Requirement: Use the entries below and reproduce exactly the lines from the one containing "What are the" down to the one containing "The spread grows", both of them included.

Given records:
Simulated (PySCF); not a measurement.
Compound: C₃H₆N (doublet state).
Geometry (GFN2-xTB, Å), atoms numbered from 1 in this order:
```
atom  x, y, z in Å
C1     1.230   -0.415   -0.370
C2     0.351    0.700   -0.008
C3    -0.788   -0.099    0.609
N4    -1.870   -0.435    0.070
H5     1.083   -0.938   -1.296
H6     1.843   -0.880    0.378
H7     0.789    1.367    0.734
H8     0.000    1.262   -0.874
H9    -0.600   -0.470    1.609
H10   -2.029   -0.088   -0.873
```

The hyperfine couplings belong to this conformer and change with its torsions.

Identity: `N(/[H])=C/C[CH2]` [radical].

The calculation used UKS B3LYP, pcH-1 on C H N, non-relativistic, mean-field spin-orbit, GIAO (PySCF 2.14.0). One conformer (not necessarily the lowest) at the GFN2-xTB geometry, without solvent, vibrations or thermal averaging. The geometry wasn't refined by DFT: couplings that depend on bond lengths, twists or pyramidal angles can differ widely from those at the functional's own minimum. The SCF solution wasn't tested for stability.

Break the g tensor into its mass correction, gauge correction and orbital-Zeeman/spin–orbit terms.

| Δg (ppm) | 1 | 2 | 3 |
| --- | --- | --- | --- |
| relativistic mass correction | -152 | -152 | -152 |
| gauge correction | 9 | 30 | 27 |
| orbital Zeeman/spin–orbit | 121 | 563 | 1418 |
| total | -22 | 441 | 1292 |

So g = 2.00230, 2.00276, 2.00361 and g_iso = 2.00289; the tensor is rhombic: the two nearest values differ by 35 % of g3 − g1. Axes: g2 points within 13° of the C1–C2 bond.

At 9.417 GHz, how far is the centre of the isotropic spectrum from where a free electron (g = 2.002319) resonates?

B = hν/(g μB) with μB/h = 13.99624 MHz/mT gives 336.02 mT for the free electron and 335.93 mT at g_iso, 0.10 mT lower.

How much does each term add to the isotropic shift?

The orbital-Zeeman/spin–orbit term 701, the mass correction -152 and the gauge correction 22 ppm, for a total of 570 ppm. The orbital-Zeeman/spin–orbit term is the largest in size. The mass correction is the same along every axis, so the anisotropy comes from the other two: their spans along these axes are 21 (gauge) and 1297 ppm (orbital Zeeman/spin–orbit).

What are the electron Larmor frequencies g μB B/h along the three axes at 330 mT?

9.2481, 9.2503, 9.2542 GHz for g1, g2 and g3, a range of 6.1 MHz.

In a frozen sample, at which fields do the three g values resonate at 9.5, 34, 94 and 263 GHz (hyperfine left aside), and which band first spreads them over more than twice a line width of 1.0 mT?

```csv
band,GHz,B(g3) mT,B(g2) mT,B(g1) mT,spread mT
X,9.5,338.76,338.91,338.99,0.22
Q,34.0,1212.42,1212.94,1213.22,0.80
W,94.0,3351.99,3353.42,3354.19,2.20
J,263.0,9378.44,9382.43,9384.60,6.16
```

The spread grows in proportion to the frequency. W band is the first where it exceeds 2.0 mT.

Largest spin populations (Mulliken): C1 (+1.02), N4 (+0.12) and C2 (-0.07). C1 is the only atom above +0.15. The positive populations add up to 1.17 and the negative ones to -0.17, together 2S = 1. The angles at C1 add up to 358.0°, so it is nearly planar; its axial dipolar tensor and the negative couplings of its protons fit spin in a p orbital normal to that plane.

Answer area:
What are the electron Larmor frequencies g μB B/h along the three axes at 330 mT?

9.2481, 9.2503, 9.2542 GHz for g1, g2 and g3, a range of 6.1 MHz.

In a frozen sample, at which fields do the three g values resonate at 9.5, 34, 94 and 263 GHz (hyperfine left aside), and which band first spreads them over more than twice a line width of 1.0 mT?

```csv
band,GHz,B(g3) mT,B(g2) mT,B(g1) mT,spread mT
X,9.5,338.76,338.91,338.99,0.22
Q,34.0,1212.42,1212.94,1213.22,0.80
W,94.0,3351.99,3353.42,3354.19,2.20
J,263.0,9378.44,9382.43,9384.60,6.16
```

The spread grows in proportion to the frequency. W band is the first where it exceeds 2.0 mT.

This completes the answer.